# REQUIREMENT:
A faithful copy of the whole listing is required.

# DATASET EXCERPTS:
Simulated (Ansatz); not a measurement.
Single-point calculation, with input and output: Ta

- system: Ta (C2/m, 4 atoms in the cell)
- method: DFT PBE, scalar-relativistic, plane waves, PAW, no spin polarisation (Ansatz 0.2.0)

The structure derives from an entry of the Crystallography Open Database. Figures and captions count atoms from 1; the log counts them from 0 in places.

# ANSWER SPACE:
Simulated (Ansatz); not a measurement.
Single-point calculation, with input and output: Ta

- system: Ta (C2/m, 4 atoms in the cell)
- method: DFT PBE, scalar-relativistic, plane waves, PAW, no spin polarisation (Ansatz 0.2.0)

The structure derives from an entry of the Crystallography Open Database. Figures and captions count atoms from 1; the log counts them from 0 in places.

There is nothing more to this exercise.